________________

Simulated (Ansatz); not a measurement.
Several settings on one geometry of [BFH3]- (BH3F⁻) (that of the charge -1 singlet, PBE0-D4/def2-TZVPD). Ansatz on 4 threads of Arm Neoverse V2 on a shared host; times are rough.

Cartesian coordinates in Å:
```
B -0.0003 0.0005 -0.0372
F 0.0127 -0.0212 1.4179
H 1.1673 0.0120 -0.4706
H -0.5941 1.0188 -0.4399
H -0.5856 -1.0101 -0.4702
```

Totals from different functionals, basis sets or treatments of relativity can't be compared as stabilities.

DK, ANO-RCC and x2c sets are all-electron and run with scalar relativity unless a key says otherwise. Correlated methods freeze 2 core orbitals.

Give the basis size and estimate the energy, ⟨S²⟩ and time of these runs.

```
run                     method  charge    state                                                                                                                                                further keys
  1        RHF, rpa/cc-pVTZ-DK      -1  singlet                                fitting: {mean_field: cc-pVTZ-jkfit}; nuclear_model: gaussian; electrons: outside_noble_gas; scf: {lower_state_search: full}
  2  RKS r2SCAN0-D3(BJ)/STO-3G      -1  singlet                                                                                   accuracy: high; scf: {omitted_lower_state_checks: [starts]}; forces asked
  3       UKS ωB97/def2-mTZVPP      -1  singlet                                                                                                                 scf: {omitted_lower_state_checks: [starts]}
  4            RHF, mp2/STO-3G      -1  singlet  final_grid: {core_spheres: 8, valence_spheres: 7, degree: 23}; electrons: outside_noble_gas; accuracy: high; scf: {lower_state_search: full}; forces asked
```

________________

BRIEF: All of the entries above should be written out again exactly.

EXPECTED ANSWER:
Simulated (Ansatz); not a measurement.
Several settings on one geometry of [BFH3]- (BH3F⁻) (that of the charge -1 singlet, PBE0-D4/def2-TZVPD). Ansatz on 4 threads of Arm Neoverse V2 on a shared host; times are rough.

Cartesian coordinates in Å:
```
B -0.0003 0.0005 -0.0372
F 0.0127 -0.0212 1.4179
H 1.1673 0.0120 -0.4706
H -0.5941 1.0188 -0.4399
H -0.5856 -1.0101 -0.4702
```

Totals from different functionals, basis sets or treatments of relativity can't be compared as stabilities.

DK, ANO-RCC and x2c sets are all-electron and run with scalar relativity unless a key says otherwise. Correlated methods freeze 2 core orbitals.

Give the basis size and estimate the energy, ⟨S²⟩ and time of these runs.

```
run                     method  charge    state                                                                                                                                                further keys
  1        RHF, rpa/cc-pVTZ-DK      -1  singlet                                fitting: {mean_field: cc-pVTZ-jkfit}; nuclear_model: gaussian; electrons: outside_noble_gas; scf: {lower_state_search: full}
  2  RKS r2SCAN0-D3(BJ)/STO-3G      -1  singlet                                                                                   accuracy: high; scf: {omitted_lower_state_checks: [starts]}; forces asked
  3       UKS ωB97/def2-mTZVPP      -1  singlet                                                                                                                 scf: {omitted_lower_state_checks: [starts]}
  4            RHF, mp2/STO-3G      -1  singlet  final_grid: {core_spheres: 8, valence_spheres: 7, degree: 23}; electrons: outside_noble_gas; accuracy: high; scf: {lower_state_search: full}; forces asked
```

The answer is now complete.